ASSIGNED TASK:
Your task is to quote the listing below exactly, beginning with its first line and ending on the line bearing "Atoms: Si1, Cl2, Cl3, Cl4, Cl5.".

RECORDS PROVIDED:
==*==

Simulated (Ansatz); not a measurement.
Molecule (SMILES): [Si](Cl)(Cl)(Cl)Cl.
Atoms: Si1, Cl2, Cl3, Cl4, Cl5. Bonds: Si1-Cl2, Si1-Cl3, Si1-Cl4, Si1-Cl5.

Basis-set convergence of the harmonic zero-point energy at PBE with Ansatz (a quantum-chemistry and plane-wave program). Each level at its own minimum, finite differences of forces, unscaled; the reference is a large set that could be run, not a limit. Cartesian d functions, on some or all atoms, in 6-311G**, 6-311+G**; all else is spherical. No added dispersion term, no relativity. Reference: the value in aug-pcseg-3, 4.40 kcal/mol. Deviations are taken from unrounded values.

==*==

TASK SOLUTION:
Simulated (Ansatz); not a measurement.
Molecule (SMILES): [Si](Cl)(Cl)(Cl)Cl.
Atoms: Si1, Cl2, Cl3, Cl4, Cl5. Bonds: Si1-Cl2, Si1-Cl3, Si1-Cl4, Si1-Cl5.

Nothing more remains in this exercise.